Assignment: Print every record below exactly as written.

Dataset records:
──────

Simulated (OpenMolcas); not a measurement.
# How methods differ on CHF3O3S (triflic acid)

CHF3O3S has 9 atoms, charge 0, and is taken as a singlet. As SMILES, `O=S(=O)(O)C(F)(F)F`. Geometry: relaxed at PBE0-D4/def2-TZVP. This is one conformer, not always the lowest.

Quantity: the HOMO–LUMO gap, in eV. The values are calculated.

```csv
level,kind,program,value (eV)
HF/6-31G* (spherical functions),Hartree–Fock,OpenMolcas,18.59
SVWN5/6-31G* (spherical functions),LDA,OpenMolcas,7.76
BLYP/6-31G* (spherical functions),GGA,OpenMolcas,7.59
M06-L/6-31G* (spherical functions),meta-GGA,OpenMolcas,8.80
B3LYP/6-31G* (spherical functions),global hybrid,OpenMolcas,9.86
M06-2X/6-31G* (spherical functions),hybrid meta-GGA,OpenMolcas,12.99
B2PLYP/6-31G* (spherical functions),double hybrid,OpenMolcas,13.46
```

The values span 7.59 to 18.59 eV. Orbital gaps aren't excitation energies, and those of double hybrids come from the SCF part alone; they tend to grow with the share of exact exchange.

──────

Written solution:
Simulated (OpenMolcas); not a measurement.
# How methods differ on CHF3O3S (triflic acid)

CHF3O3S has 9 atoms, charge 0, and is taken as a singlet. As SMILES, `O=S(=O)(O)C(F)(F)F`. Geometry: relaxed at PBE0-D4/def2-TZVP. This is one conformer, not always the lowest.

Quantity: the HOMO–LUMO gap, in eV. The values are calculated.

```csv
level,kind,program,value (eV)
HF/6-31G* (spherical functions),Hartree–Fock,OpenMolcas,18.59
SVWN5/6-31G* (spherical functions),LDA,OpenMolcas,7.76
BLYP/6-31G* (spherical functions),GGA,OpenMolcas,7.59
M06-L/6-31G* (spherical functions),meta-GGA,OpenMolcas,8.80
B3LYP/6-31G* (spherical functions),global hybrid,OpenMolcas,9.86
M06-2X/6-31G* (spherical functions),hybrid meta-GGA,OpenMolcas,12.99
B2PLYP/6-31G* (spherical functions),double hybrid,OpenMolcas,13.46
```

The values span 7.59 to 18.59 eV. Orbital gaps aren't excitation energies, and those of double hybrids come from the SCF part alone; they tend to grow with the share of exact exchange.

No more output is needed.